* **RECORDED DATA**:
+ + + +
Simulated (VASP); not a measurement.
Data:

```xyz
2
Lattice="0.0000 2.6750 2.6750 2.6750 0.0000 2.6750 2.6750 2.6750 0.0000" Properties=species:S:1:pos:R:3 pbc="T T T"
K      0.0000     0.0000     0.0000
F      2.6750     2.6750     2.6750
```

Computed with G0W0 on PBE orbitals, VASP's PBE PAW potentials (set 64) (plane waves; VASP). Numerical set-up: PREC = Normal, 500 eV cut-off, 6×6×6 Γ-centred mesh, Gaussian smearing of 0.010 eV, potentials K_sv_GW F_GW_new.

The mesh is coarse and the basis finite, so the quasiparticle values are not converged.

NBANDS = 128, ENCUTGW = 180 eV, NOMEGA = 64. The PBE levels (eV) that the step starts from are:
+ + + +

* **REQUIRED ACTION**:
Up to and including the line that contains "The mesh is", output the records above exactly, beginning with their first line.

* **EXERCISE RESULT**:
Simulated (VASP); not a measurement.
Data:

```xyz
2
Lattice="0.0000 2.6750 2.6750 2.6750 0.0000 2.6750 2.6750 2.6750 0.0000" Properties=species:S:1:pos:R:3 pbc="T T T"
K      0.0000     0.0000     0.0000
F      2.6750     2.6750     2.6750
```

Computed with G0W0 on PBE orbitals, VASP's PBE PAW potentials (set 64) (plane waves; VASP). Numerical set-up: PREC = Normal, 500 eV cut-off, 6×6×6 Γ-centred mesh, Gaussian smearing of 0.010 eV, potentials K_sv_GW F_GW_new.

The mesh is coarse and the basis finite, so the quasiparticle values are not converged.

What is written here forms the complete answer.